Supplied data.
☆ ☆ ☆
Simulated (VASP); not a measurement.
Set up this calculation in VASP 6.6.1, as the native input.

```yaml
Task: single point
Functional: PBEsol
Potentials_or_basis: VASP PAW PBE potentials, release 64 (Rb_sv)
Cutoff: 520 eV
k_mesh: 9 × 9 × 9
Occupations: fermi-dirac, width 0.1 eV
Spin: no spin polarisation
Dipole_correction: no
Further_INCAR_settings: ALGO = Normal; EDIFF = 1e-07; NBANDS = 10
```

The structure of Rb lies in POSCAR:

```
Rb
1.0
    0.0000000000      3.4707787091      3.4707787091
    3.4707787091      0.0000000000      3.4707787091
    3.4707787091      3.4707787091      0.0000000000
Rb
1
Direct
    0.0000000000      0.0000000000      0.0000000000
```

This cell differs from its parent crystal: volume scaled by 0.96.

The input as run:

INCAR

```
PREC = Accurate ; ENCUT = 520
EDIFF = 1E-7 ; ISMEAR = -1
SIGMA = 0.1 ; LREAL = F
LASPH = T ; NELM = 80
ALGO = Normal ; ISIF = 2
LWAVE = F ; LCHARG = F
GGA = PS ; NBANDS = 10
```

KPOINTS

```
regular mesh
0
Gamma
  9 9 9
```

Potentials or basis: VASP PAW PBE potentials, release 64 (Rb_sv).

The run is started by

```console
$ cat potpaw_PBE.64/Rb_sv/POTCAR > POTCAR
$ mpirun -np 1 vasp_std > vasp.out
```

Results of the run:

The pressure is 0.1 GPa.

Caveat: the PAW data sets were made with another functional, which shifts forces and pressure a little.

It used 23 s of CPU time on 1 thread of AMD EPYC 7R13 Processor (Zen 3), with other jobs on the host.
☆ ☆ ☆

Action item. Above are the entries; repeat their lines exactly, from the first through the one that contains "Caveat: the PAW".

Exercise answer.
Simulated (VASP); not a measurement.
Set up this calculation in VASP 6.6.1, as the native input.

```yaml
Task: single point
Functional: PBEsol
Potentials_or_basis: VASP PAW PBE potentials, release 64 (Rb_sv)
Cutoff: 520 eV
k_mesh: 9 × 9 × 9
Occupations: fermi-dirac, width 0.1 eV
Spin: no spin polarisation
Dipole_correction: no
Further_INCAR_settings: ALGO = Normal; EDIFF = 1e-07; NBANDS = 10
```

The structure of Rb lies in POSCAR:

```
Rb
1.0
    0.0000000000      3.4707787091      3.4707787091
    3.4707787091      0.0000000000      3.4707787091
    3.4707787091      3.4707787091      0.0000000000
Rb
1
Direct
    0.0000000000      0.0000000000      0.0000000000
```

This cell differs from its parent crystal: volume scaled by 0.96.

The input as run:

INCAR

```
PREC = Accurate ; ENCUT = 520
EDIFF = 1E-7 ; ISMEAR = -1
SIGMA = 0.1 ; LREAL = F
LASPH = T ; NELM = 80
ALGO = Normal ; ISIF = 2
LWAVE = F ; LCHARG = F
GGA = PS ; NBANDS = 10
```

KPOINTS

```
regular mesh
0
Gamma
  9 9 9
```

Potentials or basis: VASP PAW PBE potentials, release 64 (Rb_sv).

The run is started by

```console
$ cat potpaw_PBE.64/Rb_sv/POTCAR > POTCAR
$ mpirun -np 1 vasp_std > vasp.out
```

Results of the run:

The pressure is 0.1 GPa.

Caveat: the PAW data sets were made with another functional, which shifts forces and pressure a little.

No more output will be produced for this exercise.